WORK TASK: Return, word for word, the lines of the listing below from the one with "gap on the k mesh at the Fermi level (eV): 3.96." through the one with "VASP's potentials hold", and no other lines.

MATERIAL PROVIDED:
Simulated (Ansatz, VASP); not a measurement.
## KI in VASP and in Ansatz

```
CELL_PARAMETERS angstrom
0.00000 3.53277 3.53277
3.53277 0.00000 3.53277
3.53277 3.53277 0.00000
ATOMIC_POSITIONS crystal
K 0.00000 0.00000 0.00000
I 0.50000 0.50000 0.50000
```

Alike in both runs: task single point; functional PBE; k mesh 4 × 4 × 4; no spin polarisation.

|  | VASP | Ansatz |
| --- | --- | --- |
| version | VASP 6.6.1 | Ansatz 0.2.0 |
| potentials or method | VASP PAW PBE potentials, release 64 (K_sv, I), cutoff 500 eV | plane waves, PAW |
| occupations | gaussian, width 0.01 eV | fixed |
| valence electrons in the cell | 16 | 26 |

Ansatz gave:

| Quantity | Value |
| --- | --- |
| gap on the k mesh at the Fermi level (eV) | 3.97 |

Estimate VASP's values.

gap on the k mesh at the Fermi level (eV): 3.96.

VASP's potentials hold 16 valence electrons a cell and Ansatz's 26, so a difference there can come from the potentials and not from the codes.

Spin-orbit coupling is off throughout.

TASK ANSWER:
gap on the k mesh at the Fermi level (eV): 3.96.

VASP's potentials hold 16 valence electrons a cell and Ansatz's 26, so a difference there can come from the potentials and not from the codes.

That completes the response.